+ + + +

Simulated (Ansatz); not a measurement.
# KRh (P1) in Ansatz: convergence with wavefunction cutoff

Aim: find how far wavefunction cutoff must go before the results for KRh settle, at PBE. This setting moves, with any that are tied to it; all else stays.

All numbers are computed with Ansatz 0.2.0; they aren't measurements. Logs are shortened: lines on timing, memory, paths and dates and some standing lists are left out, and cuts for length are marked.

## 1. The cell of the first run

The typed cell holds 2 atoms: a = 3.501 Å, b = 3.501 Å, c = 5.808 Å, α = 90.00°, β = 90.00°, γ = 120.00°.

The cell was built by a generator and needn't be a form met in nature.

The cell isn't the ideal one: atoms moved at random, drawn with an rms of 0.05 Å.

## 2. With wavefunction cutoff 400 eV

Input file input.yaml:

+ + + +

§ **BRIEF**: Could you transcribe every record above exactly as it appears?

§ **RESULT**:
Simulated (Ansatz); not a measurement.
# KRh (P1) in Ansatz: convergence with wavefunction cutoff

Aim: find how far wavefunction cutoff must go before the results for KRh settle, at PBE. This setting moves, with any that are tied to it; all else stays.

All numbers are computed with Ansatz 0.2.0; they aren't measurements. Logs are shortened: lines on timing, memory, paths and dates and some standing lists are left out, and cuts for length are marked.

## 1. The cell of the first run

The typed cell holds 2 atoms: a = 3.501 Å, b = 3.501 Å, c = 5.808 Å, α = 90.00°, β = 90.00°, γ = 120.00°.

The cell was built by a generator and needn't be a form met in nature.

The cell isn't the ideal one: atoms moved at random, drawn with an rms of 0.05 Å.

## 2. With wavefunction cutoff 400 eV

Input file input.yaml:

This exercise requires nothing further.